#### Work task
Transcribe the records below exactly as written, from the opening line through the line that contains "half | 1850 K |".

#### Data provided
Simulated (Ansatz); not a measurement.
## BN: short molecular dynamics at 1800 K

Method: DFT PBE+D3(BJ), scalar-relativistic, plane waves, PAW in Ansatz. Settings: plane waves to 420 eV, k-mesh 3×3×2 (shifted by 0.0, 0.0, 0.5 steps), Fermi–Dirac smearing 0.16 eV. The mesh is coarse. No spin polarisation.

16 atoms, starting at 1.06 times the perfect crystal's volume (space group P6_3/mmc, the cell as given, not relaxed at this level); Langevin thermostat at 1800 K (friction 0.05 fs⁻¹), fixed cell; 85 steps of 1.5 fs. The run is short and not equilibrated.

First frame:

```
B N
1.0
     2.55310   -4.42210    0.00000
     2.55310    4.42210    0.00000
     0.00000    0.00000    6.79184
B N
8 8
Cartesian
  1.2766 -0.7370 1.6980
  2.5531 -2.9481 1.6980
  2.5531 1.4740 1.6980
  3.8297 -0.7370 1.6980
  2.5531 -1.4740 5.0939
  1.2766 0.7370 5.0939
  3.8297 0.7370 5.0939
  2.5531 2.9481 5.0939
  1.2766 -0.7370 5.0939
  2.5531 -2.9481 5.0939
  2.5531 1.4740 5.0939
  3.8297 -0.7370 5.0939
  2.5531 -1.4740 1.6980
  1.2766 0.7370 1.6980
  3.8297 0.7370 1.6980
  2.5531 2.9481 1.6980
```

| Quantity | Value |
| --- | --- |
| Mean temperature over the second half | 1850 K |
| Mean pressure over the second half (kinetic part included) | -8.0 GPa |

#### Exercise output
Simulated (Ansatz); not a measurement.
## BN: short molecular dynamics at 1800 K

Method: DFT PBE+D3(BJ), scalar-relativistic, plane waves, PAW in Ansatz. Settings: plane waves to 420 eV, k-mesh 3×3×2 (shifted by 0.0, 0.0, 0.5 steps), Fermi–Dirac smearing 0.16 eV. The mesh is coarse. No spin polarisation.

16 atoms, starting at 1.06 times the perfect crystal's volume (space group P6_3/mmc, the cell as given, not relaxed at this level); Langevin thermostat at 1800 K (friction 0.05 fs⁻¹), fixed cell; 85 steps of 1.5 fs. The run is short and not equilibrated.

First frame:

```
B N
1.0
     2.55310   -4.42210    0.00000
     2.55310    4.42210    0.00000
     0.00000    0.00000    6.79184
B N
8 8
Cartesian
  1.2766 -0.7370 1.6980
  2.5531 -2.9481 1.6980
  2.5531 1.4740 1.6980
  3.8297 -0.7370 1.6980
  2.5531 -1.4740 5.0939
  1.2766 0.7370 5.0939
  3.8297 0.7370 5.0939
  2.5531 2.9481 5.0939
  1.2766 -0.7370 5.0939
  2.5531 -2.9481 5.0939
  2.5531 1.4740 5.0939
  3.8297 -0.7370 5.0939
  2.5531 -1.4740 1.6980
  1.2766 0.7370 1.6980
  3.8297 0.7370 1.6980
  2.5531 2.9481 1.6980
```

| Quantity | Value |
| --- | --- |
| Mean temperature over the second half | 1850 K |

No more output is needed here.